Provided records:
□ □ □ □
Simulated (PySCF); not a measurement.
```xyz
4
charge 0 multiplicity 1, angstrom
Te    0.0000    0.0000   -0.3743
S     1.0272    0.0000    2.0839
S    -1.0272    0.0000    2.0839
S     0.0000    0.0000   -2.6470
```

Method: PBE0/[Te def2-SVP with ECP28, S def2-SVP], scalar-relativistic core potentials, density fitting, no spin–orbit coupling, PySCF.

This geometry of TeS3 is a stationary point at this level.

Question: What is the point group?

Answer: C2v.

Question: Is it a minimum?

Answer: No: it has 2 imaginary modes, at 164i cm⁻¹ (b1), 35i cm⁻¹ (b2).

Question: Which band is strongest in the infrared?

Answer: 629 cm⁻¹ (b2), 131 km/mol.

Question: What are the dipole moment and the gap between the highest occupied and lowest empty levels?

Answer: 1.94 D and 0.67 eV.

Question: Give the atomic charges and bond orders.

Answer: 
□ □ □ □

Work order: An exact copy of every line above is what this asks for.

Task solution:
Simulated (PySCF); not a measurement.
```xyz
4
charge 0 multiplicity 1, angstrom
Te    0.0000    0.0000   -0.3743
S     1.0272    0.0000    2.0839
S    -1.0272    0.0000    2.0839
S     0.0000    0.0000   -2.6470
```

Method: PBE0/[Te def2-SVP with ECP28, S def2-SVP], scalar-relativistic core potentials, density fitting, no spin–orbit coupling, PySCF.

This geometry of TeS3 is a stationary point at this level.

Question: What is the point group?

Answer: C2v.

Question: Is it a minimum?

Answer: No: it has 2 imaginary modes, at 164i cm⁻¹ (b1), 35i cm⁻¹ (b2).

Question: Which band is strongest in the infrared?

Answer: 629 cm⁻¹ (b2), 131 km/mol.

Question: What are the dipole moment and the gap between the highest occupied and lowest empty levels?

Answer: 1.94 D and 0.67 eV.

Question: Give the atomic charges and bond orders.

Answer: 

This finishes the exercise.